******************************
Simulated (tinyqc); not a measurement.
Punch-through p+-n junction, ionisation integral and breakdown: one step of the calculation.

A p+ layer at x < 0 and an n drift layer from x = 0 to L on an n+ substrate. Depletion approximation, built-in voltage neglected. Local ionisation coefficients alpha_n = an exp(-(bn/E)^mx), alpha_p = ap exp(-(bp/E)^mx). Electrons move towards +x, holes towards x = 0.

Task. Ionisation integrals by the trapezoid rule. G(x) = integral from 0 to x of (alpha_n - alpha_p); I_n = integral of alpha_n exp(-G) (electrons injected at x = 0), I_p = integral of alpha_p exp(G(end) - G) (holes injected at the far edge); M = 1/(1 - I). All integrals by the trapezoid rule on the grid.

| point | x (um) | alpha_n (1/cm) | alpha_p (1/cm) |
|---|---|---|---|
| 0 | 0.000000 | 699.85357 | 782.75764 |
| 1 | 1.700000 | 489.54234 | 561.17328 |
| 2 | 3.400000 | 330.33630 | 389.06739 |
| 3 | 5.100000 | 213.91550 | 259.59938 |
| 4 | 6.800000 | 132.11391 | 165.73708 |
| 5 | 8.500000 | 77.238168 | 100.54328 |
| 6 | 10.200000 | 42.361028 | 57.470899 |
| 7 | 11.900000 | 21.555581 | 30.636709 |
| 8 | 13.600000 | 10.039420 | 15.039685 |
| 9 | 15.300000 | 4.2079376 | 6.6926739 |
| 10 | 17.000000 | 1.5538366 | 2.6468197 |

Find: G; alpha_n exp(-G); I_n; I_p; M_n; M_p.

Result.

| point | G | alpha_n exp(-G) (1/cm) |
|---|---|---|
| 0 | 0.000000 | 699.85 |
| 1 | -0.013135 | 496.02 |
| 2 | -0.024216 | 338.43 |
******************************

Work instruction:
An exact transcription of every record above is required.

Problem solution:
Simulated (tinyqc); not a measurement.
Punch-through p+-n junction, ionisation integral and breakdown: one step of the calculation.

A p+ layer at x < 0 and an n drift layer from x = 0 to L on an n+ substrate. Depletion approximation, built-in voltage neglected. Local ionisation coefficients alpha_n = an exp(-(bn/E)^mx), alpha_p = ap exp(-(bp/E)^mx). Electrons move towards +x, holes towards x = 0.

Task. Ionisation integrals by the trapezoid rule. G(x) = integral from 0 to x of (alpha_n - alpha_p); I_n = integral of alpha_n exp(-G) (electrons injected at x = 0), I_p = integral of alpha_p exp(G(end) - G) (holes injected at the far edge); M = 1/(1 - I). All integrals by the trapezoid rule on the grid.

| point | x (um) | alpha_n (1/cm) | alpha_p (1/cm) |
|---|---|---|---|
| 0 | 0.000000 | 699.85357 | 782.75764 |
| 1 | 1.700000 | 489.54234 | 561.17328 |
| 2 | 3.400000 | 330.33630 | 389.06739 |
| 3 | 5.100000 | 213.91550 | 259.59938 |
| 4 | 6.800000 | 132.11391 | 165.73708 |
| 5 | 8.500000 | 77.238168 | 100.54328 |
| 6 | 10.200000 | 42.361028 | 57.470899 |
| 7 | 11.900000 | 21.555581 | 30.636709 |
| 8 | 13.600000 | 10.039420 | 15.039685 |
| 9 | 15.300000 | 4.2079376 | 6.6926739 |
| 10 | 17.000000 | 1.5538366 | 2.6468197 |

Find: G; alpha_n exp(-G); I_n; I_p; M_n; M_p.

Result.

| point | G | alpha_n exp(-G) (1/cm) |
|---|---|---|
| 0 | 0.000000 | 699.85 |
| 1 | -0.013135 | 496.02 |
| 2 | -0.024216 | 338.43 |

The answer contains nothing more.